Information shown.
-.-.-

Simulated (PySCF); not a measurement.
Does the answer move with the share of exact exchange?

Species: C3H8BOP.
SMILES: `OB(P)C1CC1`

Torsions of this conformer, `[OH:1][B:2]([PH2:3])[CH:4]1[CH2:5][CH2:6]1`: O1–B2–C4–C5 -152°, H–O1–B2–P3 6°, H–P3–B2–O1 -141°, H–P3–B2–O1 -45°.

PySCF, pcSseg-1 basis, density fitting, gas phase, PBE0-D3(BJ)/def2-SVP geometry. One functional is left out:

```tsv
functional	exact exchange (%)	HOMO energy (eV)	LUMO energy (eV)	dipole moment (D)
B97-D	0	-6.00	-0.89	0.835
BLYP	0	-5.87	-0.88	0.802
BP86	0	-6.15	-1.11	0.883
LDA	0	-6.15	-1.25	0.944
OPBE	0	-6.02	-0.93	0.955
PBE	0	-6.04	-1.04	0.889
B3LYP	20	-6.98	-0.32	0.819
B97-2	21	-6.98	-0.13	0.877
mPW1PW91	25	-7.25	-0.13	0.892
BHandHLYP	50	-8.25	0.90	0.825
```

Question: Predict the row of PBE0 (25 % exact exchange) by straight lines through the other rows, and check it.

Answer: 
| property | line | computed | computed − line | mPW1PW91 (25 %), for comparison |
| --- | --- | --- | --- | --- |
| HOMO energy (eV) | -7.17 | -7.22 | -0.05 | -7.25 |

-.-.-

All of the material above must be transcribed exactly, with no line dropped.

Simulated (PySCF); not a measurement.
Does the answer move with the share of exact exchange?

Species: C3H8BOP.
SMILES: `OB(P)C1CC1`

Torsions of this conformer, `[OH:1][B:2]([PH2:3])[CH:4]1[CH2:5][CH2:6]1`: O1–B2–C4–C5 -152°, H–O1–B2–P3 6°, H–P3–B2–O1 -141°, H–P3–B2–O1 -45°.

PySCF, pcSseg-1 basis, density fitting, gas phase, PBE0-D3(BJ)/def2-SVP geometry. One functional is left out:

```tsv
functional	exact exchange (%)	HOMO energy (eV)	LUMO energy (eV)	dipole moment (D)
B97-D	0	-6.00	-0.89	0.835
BLYP	0	-5.87	-0.88	0.802
BP86	0	-6.15	-1.11	0.883
LDA	0	-6.15	-1.25	0.944
OPBE	0	-6.02	-0.93	0.955
PBE	0	-6.04	-1.04	0.889
B3LYP	20	-6.98	-0.32	0.819
B97-2	21	-6.98	-0.13	0.877
mPW1PW91	25	-7.25	-0.13	0.892
BHandHLYP	50	-8.25	0.90	0.825
```

Question: Predict the row of PBE0 (25 % exact exchange) by straight lines through the other rows, and check it.

Answer: 
| property | line | computed | computed − line | mPW1PW91 (25 %), for comparison |
| --- | --- | --- | --- | --- |
| HOMO energy (eV) | -7.17 | -7.22 | -0.05 | -7.25 |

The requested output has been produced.